(TASK ITEM) Using the data below, return the stretch from the line that contains "waves, PAW |" through the line that contains "1.6 | +0.14 |", both included, exactly as it stands and nothing beyond it.

━━ SUPPLIED DATA ━━
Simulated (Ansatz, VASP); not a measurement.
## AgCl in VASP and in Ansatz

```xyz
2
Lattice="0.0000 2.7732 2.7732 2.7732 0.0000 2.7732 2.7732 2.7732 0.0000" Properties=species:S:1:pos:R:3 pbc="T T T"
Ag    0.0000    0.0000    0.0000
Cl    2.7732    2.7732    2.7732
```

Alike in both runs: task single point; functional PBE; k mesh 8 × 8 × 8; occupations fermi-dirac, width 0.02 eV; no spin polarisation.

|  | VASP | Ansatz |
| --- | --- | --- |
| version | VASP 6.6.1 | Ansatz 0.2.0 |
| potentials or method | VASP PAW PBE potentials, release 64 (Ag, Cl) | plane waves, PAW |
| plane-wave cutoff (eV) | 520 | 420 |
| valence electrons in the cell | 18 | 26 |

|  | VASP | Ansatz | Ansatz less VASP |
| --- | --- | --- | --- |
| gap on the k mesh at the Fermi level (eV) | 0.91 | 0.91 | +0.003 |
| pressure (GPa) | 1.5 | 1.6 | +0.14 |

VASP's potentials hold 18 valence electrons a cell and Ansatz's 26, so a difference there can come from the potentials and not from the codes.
━━━

(EXERCISE ANSWER)
| potentials or method | VASP PAW PBE potentials, release 64 (Ag, Cl) | plane waves, PAW |
| plane-wave cutoff (eV) | 520 | 420 |
| valence electrons in the cell | 18 | 26 |

|  | VASP | Ansatz | Ansatz less VASP |
| --- | --- | --- | --- |
| gap on the k mesh at the Fermi level (eV) | 0.91 | 0.91 | +0.003 |
| pressure (GPa) | 1.5 | 1.6 | +0.14 |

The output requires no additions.